- TASK ITEM
Copy word for word, please, the lines of the entries below running from the one containing "width 0.1 eV" to the one containing "Solution. Over 47", both ends included.

- DATASET CONTENT
....
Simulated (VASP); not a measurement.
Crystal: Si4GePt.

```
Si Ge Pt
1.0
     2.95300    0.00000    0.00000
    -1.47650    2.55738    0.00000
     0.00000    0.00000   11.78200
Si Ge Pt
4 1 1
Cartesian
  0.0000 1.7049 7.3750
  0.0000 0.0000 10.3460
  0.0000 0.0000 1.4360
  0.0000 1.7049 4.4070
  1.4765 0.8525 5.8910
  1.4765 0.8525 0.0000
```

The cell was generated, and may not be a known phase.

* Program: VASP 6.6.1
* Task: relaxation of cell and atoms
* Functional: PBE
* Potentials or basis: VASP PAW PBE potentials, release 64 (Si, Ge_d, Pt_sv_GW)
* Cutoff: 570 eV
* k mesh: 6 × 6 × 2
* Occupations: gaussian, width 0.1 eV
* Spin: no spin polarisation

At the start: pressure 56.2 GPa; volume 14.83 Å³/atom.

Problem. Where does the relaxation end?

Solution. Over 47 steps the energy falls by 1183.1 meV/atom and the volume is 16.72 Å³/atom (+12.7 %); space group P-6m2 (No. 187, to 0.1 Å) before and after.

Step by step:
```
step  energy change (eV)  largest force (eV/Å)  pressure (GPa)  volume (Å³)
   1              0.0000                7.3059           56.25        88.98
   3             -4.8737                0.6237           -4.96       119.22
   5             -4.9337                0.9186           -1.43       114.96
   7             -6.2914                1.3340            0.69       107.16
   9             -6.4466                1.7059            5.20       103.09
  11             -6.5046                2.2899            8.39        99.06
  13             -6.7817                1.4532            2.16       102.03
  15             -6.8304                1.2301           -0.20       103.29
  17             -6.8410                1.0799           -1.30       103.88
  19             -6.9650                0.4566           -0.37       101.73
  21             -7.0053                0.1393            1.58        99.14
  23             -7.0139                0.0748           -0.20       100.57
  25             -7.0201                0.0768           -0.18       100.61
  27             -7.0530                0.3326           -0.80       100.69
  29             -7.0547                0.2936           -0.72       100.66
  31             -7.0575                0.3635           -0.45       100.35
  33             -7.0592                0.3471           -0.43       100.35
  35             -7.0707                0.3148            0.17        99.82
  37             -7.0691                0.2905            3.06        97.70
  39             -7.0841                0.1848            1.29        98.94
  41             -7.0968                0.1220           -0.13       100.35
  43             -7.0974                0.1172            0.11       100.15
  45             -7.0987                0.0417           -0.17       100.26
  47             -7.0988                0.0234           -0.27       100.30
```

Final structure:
....

- TASK ANSWER
* Occupations: gaussian, width 0.1 eV
* Spin: no spin polarisation

At the start: pressure 56.2 GPa; volume 14.83 Å³/atom.

Problem. Where does the relaxation end?

Solution. Over 47 steps the energy falls by 1183.1 meV/atom and the volume is 16.72 Å³/atom (+12.7 %); space group P-6m2 (No. 187, to 0.1 Å) before and after.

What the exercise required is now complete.